§ **WORK INSTRUCTION**: A faithful copy of the entire listing is what is needed.

§ **DATA PROVIDED**:
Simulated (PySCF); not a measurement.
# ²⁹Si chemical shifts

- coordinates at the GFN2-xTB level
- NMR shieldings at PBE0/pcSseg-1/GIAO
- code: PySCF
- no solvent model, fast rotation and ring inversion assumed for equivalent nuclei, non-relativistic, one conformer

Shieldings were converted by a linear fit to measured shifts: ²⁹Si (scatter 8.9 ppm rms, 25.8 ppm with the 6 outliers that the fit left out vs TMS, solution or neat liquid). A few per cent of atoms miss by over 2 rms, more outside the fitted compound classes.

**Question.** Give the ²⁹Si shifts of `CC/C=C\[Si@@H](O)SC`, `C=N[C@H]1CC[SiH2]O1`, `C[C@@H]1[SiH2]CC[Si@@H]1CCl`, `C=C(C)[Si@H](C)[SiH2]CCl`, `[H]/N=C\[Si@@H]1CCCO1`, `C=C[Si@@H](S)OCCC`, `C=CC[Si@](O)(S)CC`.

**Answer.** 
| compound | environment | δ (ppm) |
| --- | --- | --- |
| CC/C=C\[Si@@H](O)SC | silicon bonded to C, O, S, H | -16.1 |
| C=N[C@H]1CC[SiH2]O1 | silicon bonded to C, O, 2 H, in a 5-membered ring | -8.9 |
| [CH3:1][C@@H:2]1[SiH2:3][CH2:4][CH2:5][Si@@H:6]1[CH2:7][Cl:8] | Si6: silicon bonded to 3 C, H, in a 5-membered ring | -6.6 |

§ **ANSWER SECTION**:
Simulated (PySCF); not a measurement.
# ²⁹Si chemical shifts

- coordinates at the GFN2-xTB level
- NMR shieldings at PBE0/pcSseg-1/GIAO
- code: PySCF
- no solvent model, fast rotation and ring inversion assumed for equivalent nuclei, non-relativistic, one conformer

Shieldings were converted by a linear fit to measured shifts: ²⁹Si (scatter 8.9 ppm rms, 25.8 ppm with the 6 outliers that the fit left out vs TMS, solution or neat liquid). A few per cent of atoms miss by over 2 rms, more outside the fitted compound classes.

**Question.** Give the ²⁹Si shifts of `CC/C=C\[Si@@H](O)SC`, `C=N[C@H]1CC[SiH2]O1`, `C[C@@H]1[SiH2]CC[Si@@H]1CCl`, `C=C(C)[Si@H](C)[SiH2]CCl`, `[H]/N=C\[Si@@H]1CCCO1`, `C=C[Si@@H](S)OCCC`, `C=CC[Si@](O)(S)CC`.

**Answer.** 
| compound | environment | δ (ppm) |
| --- | --- | --- |
| CC/C=C\[Si@@H](O)SC | silicon bonded to C, O, S, H | -16.1 |
| C=N[C@H]1CC[SiH2]O1 | silicon bonded to C, O, 2 H, in a 5-membered ring | -8.9 |
| [CH3:1][C@@H:2]1[SiH2:3][CH2:4][CH2:5][Si@@H:6]1[CH2:7][Cl:8] | Si6: silicon bonded to 3 C, H, in a 5-membered ring | -6.6 |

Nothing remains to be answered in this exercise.